━━━━━━━━

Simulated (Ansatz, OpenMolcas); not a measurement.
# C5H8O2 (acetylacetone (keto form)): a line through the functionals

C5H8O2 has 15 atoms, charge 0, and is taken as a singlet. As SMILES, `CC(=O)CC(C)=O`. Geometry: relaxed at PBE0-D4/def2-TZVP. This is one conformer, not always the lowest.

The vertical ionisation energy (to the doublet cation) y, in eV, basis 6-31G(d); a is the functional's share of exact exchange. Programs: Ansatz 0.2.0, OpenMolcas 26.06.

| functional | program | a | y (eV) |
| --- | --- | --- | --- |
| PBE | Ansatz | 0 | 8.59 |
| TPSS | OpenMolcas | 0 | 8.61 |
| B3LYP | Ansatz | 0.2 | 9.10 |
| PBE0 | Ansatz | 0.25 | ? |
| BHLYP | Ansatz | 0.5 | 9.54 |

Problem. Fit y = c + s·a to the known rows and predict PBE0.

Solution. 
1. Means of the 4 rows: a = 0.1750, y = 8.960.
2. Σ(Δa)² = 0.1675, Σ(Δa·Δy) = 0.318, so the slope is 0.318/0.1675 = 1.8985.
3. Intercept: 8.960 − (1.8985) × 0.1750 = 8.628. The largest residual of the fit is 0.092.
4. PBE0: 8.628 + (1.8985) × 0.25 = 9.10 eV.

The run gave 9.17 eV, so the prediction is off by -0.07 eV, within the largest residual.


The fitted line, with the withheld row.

━━━━━━━━

== Requirement ==
Type out again, exactly as written, the lines from the beginning of the material through the one containing "1. Means of".

== Worked solution ==
Simulated (Ansatz, OpenMolcas); not a measurement.
# C5H8O2 (acetylacetone (keto form)): a line through the functionals

C5H8O2 has 15 atoms, charge 0, and is taken as a singlet. As SMILES, `CC(=O)CC(C)=O`. Geometry: relaxed at PBE0-D4/def2-TZVP. This is one conformer, not always the lowest.

The vertical ionisation energy (to the doublet cation) y, in eV, basis 6-31G(d); a is the functional's share of exact exchange. Programs: Ansatz 0.2.0, OpenMolcas 26.06.

| functional | program | a | y (eV) |
| --- | --- | --- | --- |
| PBE | Ansatz | 0 | 8.59 |
| TPSS | OpenMolcas | 0 | 8.61 |
| B3LYP | Ansatz | 0.2 | 9.10 |
| PBE0 | Ansatz | 0.25 | ? |
| BHLYP | Ansatz | 0.5 | 9.54 |

Problem. Fit y = c + s·a to the known rows and predict PBE0.

Solution. 
1. Means of the 4 rows: a = 0.1750, y = 8.960.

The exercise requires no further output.